Activity:
The lines from the start of the data through the line with "Q: Estimate the wall time of this run." are to be returned verbatim; all later lines are to be omitted.

------------------------------------------------------------------------

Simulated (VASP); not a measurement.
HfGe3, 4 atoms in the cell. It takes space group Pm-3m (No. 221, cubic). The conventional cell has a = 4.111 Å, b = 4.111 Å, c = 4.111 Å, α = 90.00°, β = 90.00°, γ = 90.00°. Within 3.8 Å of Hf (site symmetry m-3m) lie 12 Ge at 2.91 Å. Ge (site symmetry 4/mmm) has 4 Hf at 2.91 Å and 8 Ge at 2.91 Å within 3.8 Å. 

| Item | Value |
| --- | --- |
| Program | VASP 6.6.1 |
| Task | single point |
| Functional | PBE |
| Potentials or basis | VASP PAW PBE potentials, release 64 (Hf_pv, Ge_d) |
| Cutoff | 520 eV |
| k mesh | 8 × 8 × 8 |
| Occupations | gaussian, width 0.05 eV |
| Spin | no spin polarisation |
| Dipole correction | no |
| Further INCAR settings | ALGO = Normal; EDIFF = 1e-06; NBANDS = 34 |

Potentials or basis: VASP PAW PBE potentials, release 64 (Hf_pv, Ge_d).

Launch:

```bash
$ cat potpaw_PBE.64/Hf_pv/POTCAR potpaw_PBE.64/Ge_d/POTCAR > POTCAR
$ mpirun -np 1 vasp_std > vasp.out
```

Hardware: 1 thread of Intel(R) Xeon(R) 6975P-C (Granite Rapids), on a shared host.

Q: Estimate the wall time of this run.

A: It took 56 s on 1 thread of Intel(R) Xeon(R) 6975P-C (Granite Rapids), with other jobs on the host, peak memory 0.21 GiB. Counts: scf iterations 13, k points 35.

------------------------------------------------------------------------

Exercise response:
Simulated (VASP); not a measurement.
HfGe3, 4 atoms in the cell. It takes space group Pm-3m (No. 221, cubic). The conventional cell has a = 4.111 Å, b = 4.111 Å, c = 4.111 Å, α = 90.00°, β = 90.00°, γ = 90.00°. Within 3.8 Å of Hf (site symmetry m-3m) lie 12 Ge at 2.91 Å. Ge (site symmetry 4/mmm) has 4 Hf at 2.91 Å and 8 Ge at 2.91 Å within 3.8 Å. 

| Item | Value |
| --- | --- |
| Program | VASP 6.6.1 |
| Task | single point |
| Functional | PBE |
| Potentials or basis | VASP PAW PBE potentials, release 64 (Hf_pv, Ge_d) |
| Cutoff | 520 eV |
| k mesh | 8 × 8 × 8 |
| Occupations | gaussian, width 0.05 eV |
| Spin | no spin polarisation |
| Dipole correction | no |
| Further INCAR settings | ALGO = Normal; EDIFF = 1e-06; NBANDS = 34 |

Potentials or basis: VASP PAW PBE potentials, release 64 (Hf_pv, Ge_d).

Launch:

```bash
$ cat potpaw_PBE.64/Hf_pv/POTCAR potpaw_PBE.64/Ge_d/POTCAR > POTCAR
$ mpirun -np 1 vasp_std > vasp.out
```

Hardware: 1 thread of Intel(R) Xeon(R) 6975P-C (Granite Rapids), on a shared host.

Q: Estimate the wall time of this run.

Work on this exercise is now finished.